SUPPLIED RECORDS ->
......
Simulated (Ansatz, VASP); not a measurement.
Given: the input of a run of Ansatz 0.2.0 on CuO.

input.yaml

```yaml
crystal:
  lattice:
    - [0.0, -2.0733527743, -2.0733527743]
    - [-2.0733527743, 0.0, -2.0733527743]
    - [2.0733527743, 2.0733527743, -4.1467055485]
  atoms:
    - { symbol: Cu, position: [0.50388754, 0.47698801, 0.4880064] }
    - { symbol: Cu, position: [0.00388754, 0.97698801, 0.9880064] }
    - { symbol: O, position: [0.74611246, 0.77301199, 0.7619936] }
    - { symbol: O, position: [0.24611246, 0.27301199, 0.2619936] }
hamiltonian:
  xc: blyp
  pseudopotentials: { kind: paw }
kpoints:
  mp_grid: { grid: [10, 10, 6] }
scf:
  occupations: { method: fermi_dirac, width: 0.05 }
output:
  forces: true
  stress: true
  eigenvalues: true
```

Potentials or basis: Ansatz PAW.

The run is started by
......

ACTIVITY -> Once you reach the line with "Given: the input" in the data above, copy it and every line after it exactly, up to and including the line with "Potentials or basis: Ansatz PAW.".

TASK OUTPUT ->
Given: the input of a run of Ansatz 0.2.0 on CuO.

input.yaml

```yaml
crystal:
  lattice:
    - [0.0, -2.0733527743, -2.0733527743]
    - [-2.0733527743, 0.0, -2.0733527743]
    - [2.0733527743, 2.0733527743, -4.1467055485]
  atoms:
    - { symbol: Cu, position: [0.50388754, 0.47698801, 0.4880064] }
    - { symbol: Cu, position: [0.00388754, 0.97698801, 0.9880064] }
    - { symbol: O, position: [0.74611246, 0.77301199, 0.7619936] }
    - { symbol: O, position: [0.24611246, 0.27301199, 0.2619936] }
hamiltonian:
  xc: blyp
  pseudopotentials: { kind: paw }
kpoints:
  mp_grid: { grid: [10, 10, 6] }
scf:
  occupations: { method: fermi_dirac, width: 0.05 }
output:
  forces: true
  stress: true
  eigenvalues: true
```

Potentials or basis: Ansatz PAW.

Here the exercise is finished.